→ **Work order**: Copy the data word for word, keeping every line.

→ **Given entries**:
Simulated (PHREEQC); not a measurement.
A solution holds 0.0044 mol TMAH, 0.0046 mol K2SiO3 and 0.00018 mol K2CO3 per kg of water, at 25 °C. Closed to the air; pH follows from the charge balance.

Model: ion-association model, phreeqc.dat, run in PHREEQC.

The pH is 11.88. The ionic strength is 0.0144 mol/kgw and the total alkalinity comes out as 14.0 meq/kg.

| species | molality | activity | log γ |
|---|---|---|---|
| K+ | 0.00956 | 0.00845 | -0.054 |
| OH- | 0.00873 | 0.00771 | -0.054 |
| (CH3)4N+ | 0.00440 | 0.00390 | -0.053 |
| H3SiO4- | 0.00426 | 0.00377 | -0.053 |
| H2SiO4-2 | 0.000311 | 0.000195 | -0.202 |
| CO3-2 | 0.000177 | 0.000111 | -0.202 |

→ **Task result**:
Simulated (PHREEQC); not a measurement.
A solution holds 0.0044 mol TMAH, 0.0046 mol K2SiO3 and 0.00018 mol K2CO3 per kg of water, at 25 °C. Closed to the air; pH follows from the charge balance.

Model: ion-association model, phreeqc.dat, run in PHREEQC.

The pH is 11.88. The ionic strength is 0.0144 mol/kgw and the total alkalinity comes out as 14.0 meq/kg.

| species | molality | activity | log γ |
|---|---|---|---|
| K+ | 0.00956 | 0.00845 | -0.054 |
| OH- | 0.00873 | 0.00771 | -0.054 |
| (CH3)4N+ | 0.00440 | 0.00390 | -0.053 |
| H3SiO4- | 0.00426 | 0.00377 | -0.053 |
| H2SiO4-2 | 0.000311 | 0.000195 | -0.202 |
| CO3-2 | 0.000177 | 0.000111 | -0.202 |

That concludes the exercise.